Stop after the line containing "Computed with FLEUR"; retype every line of the data before it exactly, starting from the first.

= Beginning of Section =
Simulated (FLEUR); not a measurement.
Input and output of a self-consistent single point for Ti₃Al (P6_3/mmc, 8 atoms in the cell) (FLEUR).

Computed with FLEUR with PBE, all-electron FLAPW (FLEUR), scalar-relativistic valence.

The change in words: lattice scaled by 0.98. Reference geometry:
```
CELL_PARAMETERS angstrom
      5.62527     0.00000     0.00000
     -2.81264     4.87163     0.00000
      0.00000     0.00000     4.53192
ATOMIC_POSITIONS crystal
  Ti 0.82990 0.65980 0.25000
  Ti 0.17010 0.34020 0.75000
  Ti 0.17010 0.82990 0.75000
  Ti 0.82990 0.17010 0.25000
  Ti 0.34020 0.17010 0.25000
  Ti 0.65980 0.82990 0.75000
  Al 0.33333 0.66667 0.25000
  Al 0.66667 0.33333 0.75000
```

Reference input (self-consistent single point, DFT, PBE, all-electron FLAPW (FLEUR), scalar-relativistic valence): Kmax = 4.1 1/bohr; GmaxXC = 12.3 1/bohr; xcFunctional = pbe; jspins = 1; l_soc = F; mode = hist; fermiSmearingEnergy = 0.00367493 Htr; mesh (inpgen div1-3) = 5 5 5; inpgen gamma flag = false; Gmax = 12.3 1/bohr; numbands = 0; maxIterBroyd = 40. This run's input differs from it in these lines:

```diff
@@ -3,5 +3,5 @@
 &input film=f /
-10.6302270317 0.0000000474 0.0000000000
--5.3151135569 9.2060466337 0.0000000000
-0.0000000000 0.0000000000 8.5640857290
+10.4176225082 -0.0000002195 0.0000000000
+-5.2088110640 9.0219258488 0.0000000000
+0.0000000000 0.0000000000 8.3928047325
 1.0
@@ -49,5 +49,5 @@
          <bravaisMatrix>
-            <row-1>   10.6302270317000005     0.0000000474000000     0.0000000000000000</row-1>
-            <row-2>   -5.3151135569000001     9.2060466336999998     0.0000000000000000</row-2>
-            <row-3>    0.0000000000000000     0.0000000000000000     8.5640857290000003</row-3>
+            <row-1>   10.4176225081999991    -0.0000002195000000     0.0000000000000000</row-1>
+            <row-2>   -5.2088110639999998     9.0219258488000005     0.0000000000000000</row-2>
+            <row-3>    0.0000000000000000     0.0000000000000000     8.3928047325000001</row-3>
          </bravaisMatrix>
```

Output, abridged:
= End of Section =

> [Answer area]:
Simulated (FLEUR); not a measurement.
Input and output of a self-consistent single point for Ti₃Al (P6_3/mmc, 8 atoms in the cell) (FLEUR).

Computed with FLEUR with PBE, all-electron FLAPW (FLEUR), scalar-relativistic valence.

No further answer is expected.